* [Work task]
Write down the whole listing below again without changing a word.

* [Data listing]
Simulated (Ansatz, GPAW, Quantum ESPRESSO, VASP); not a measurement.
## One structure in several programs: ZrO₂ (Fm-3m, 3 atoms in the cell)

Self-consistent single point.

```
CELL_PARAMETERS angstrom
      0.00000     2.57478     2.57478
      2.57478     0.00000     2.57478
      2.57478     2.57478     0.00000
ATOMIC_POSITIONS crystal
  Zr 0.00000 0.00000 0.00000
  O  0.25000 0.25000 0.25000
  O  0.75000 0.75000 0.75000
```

* [Your response]
Simulated (Ansatz, GPAW, Quantum ESPRESSO, VASP); not a measurement.
## One structure in several programs: ZrO₂ (Fm-3m, 3 atoms in the cell)

Self-consistent single point.

```
CELL_PARAMETERS angstrom
      0.00000     2.57478     2.57478
      2.57478     0.00000     2.57478
      2.57478     2.57478     0.00000
ATOMIC_POSITIONS crystal
  Zr 0.00000 0.00000 0.00000
  O  0.25000 0.25000 0.25000
  O  0.75000 0.75000 0.75000
```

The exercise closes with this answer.